• _Action item_
Write out, word for word, only the data from its first line to the line containing "Calculated with Ansatz".

══ Entries provided ══

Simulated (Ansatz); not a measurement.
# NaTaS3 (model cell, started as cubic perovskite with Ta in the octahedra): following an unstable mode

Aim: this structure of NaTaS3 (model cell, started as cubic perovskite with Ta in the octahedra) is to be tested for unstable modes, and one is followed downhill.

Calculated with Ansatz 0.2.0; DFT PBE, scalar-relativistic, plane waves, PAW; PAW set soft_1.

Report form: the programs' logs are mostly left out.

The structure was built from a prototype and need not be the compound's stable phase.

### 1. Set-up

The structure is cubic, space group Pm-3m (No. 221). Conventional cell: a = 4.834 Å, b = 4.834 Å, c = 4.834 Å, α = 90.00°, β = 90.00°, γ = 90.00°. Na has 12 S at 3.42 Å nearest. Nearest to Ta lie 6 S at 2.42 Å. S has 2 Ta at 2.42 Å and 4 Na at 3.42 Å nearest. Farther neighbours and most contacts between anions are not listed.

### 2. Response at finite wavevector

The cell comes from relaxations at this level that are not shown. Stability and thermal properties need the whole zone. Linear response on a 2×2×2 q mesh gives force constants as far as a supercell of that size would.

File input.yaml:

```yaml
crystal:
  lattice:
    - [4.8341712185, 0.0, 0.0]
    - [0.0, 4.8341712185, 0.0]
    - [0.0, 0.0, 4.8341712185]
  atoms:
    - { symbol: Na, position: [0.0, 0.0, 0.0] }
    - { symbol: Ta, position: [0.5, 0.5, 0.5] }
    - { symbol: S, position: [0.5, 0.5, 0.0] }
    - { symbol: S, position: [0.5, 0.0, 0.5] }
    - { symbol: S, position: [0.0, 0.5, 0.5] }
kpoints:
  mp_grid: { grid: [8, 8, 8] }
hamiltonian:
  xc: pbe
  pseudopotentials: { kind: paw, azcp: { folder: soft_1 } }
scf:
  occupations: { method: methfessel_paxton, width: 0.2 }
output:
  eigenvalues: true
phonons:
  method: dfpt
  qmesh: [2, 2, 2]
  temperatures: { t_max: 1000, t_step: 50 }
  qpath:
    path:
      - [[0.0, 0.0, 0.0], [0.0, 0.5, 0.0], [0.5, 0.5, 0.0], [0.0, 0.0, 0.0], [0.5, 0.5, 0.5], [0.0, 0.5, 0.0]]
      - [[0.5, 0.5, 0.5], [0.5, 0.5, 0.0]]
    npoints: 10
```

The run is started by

═══

• _Response box_
Simulated (Ansatz); not a measurement.
# NaTaS3 (model cell, started as cubic perovskite with Ta in the octahedra): following an unstable mode

Aim: this structure of NaTaS3 (model cell, started as cubic perovskite with Ta in the octahedra) is to be tested for unstable modes, and one is followed downhill.

Calculated with Ansatz 0.2.0; DFT PBE, scalar-relativistic, plane waves, PAW; PAW set soft_1.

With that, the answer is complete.